> Work task
Copy exactly, please, each line of the data below until the line that contains "Solution. C, AlSiCN, R3m" has been copied, beginning at the top.

[[ Available data open ]]

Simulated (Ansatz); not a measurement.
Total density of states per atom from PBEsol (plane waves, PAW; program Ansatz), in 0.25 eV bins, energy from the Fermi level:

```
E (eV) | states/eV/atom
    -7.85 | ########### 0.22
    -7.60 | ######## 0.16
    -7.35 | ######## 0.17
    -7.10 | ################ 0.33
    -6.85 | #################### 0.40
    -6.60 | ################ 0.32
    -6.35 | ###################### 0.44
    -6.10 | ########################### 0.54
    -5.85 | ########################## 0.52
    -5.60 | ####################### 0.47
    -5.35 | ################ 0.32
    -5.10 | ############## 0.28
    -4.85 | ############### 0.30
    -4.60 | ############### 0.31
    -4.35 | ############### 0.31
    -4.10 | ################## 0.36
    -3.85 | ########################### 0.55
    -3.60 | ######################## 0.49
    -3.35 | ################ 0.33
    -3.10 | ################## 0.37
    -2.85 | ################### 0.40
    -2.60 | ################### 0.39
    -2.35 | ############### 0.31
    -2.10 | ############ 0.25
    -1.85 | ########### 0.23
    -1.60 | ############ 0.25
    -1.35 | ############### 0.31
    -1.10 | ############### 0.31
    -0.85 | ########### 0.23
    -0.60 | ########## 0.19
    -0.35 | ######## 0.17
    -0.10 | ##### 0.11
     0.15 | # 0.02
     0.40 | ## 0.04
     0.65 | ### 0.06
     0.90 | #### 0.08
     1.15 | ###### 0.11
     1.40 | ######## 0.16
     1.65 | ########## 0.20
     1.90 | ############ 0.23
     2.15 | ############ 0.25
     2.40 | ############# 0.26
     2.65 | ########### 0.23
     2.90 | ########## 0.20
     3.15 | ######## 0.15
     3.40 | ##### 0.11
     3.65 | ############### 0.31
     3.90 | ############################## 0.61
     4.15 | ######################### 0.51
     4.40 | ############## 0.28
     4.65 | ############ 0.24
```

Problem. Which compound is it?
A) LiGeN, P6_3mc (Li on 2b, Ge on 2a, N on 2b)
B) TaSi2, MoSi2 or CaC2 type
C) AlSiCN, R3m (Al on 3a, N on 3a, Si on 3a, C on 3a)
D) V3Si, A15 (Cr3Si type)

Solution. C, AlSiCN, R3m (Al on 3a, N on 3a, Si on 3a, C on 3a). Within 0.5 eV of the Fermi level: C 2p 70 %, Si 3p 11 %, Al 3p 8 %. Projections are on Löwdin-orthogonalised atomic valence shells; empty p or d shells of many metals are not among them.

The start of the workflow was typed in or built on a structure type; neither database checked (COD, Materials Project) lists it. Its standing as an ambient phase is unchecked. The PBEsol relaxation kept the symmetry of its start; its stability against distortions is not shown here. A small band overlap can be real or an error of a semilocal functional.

[[ Available data closed ]]

> Task answer
Simulated (Ansatz); not a measurement.
Total density of states per atom from PBEsol (plane waves, PAW; program Ansatz), in 0.25 eV bins, energy from the Fermi level:

```
E (eV) | states/eV/atom
    -7.85 | ########### 0.22
    -7.60 | ######## 0.16
    -7.35 | ######## 0.17
    -7.10 | ################ 0.33
    -6.85 | #################### 0.40
    -6.60 | ################ 0.32
    -6.35 | ###################### 0.44
    -6.10 | ########################### 0.54
    -5.85 | ########################## 0.52
    -5.60 | ####################### 0.47
    -5.35 | ################ 0.32
    -5.10 | ############## 0.28
    -4.85 | ############### 0.30
    -4.60 | ############### 0.31
    -4.35 | ############### 0.31
    -4.10 | ################## 0.36
    -3.85 | ########################### 0.55
    -3.60 | ######################## 0.49
    -3.35 | ################ 0.33
    -3.10 | ################## 0.37
    -2.85 | ################### 0.40
    -2.60 | ################### 0.39
    -2.35 | ############### 0.31
    -2.10 | ############ 0.25
    -1.85 | ########### 0.23
    -1.60 | ############ 0.25
    -1.35 | ############### 0.31
    -1.10 | ############### 0.31
    -0.85 | ########### 0.23
    -0.60 | ########## 0.19
    -0.35 | ######## 0.17
    -0.10 | ##### 0.11
     0.15 | # 0.02
     0.40 | ## 0.04
     0.65 | ### 0.06
     0.90 | #### 0.08
     1.15 | ###### 0.11
     1.40 | ######## 0.16
     1.65 | ########## 0.20
     1.90 | ############ 0.23
     2.15 | ############ 0.25
     2.40 | ############# 0.26
     2.65 | ########### 0.23
     2.90 | ########## 0.20
     3.15 | ######## 0.15
     3.40 | ##### 0.11
     3.65 | ############### 0.31
     3.90 | ############################## 0.61
     4.15 | ######################### 0.51
     4.40 | ############## 0.28
     4.65 | ############ 0.24
```

Problem. Which compound is it?
A) LiGeN, P6_3mc (Li on 2b, Ge on 2a, N on 2b)
B) TaSi2, MoSi2 or CaC2 type
C) AlSiCN, R3m (Al on 3a, N on 3a, Si on 3a, C on 3a)
D) V3Si, A15 (Cr3Si type)

Solution. C, AlSiCN, R3m (Al on 3a, N on 3a, Si on 3a, C on 3a). Within 0.5 eV of the Fermi level: C 2p 70 %, Si 3p 11 %, Al 3p 8 %. Projections are on Löwdin-orthogonalised atomic valence shells; empty p or d shells of many metals are not among them.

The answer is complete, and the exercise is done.